- **Action item**
For the records below, output each line exactly as it appears, from the first through the line with "Relaxation of a".

- **Material provided**
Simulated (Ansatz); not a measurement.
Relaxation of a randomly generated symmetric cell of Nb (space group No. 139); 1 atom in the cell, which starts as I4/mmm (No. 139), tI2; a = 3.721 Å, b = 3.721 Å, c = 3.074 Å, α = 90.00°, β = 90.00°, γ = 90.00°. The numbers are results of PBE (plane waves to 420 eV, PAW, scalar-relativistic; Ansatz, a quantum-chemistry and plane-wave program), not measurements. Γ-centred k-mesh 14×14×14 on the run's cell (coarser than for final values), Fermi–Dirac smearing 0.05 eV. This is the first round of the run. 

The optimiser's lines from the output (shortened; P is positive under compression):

- **Written response**
Simulated (Ansatz); not a measurement.
Relaxation of a randomly generated symmetric cell of Nb (space group No. 139); 1 atom in the cell, which starts as I4/mmm (No. 139), tI2; a = 3.721 Å, b = 3.721 Å, c = 3.074 Å, α = 90.00°, β = 90.00°, γ = 90.00°. The numbers are results of PBE (plane waves to 420 eV, PAW, scalar-relativistic; Ansatz, a quantum-chemistry and plane-wave program), not measurements. Γ-centred k-mesh 14×14×14 on the run's cell (coarser than for final values), Fermi–Dirac smearing 0.05 eV. This is the first round of the run. 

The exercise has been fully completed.